All records below must be retyped exactly.

─── Data for review

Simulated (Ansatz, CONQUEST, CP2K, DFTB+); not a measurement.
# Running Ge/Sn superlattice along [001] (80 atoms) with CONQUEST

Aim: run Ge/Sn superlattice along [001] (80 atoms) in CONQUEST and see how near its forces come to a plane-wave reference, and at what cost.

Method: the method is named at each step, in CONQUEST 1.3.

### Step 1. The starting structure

──────

*Answer box*
Simulated (Ansatz, CONQUEST, CP2K, DFTB+); not a measurement.
# Running Ge/Sn superlattice along [001] (80 atoms) with CONQUEST

Aim: run Ge/Sn superlattice along [001] (80 atoms) in CONQUEST and see how near its forces come to a plane-wave reference, and at what cost.

Method: the method is named at each step, in CONQUEST 1.3.

### Step 1. The starting structure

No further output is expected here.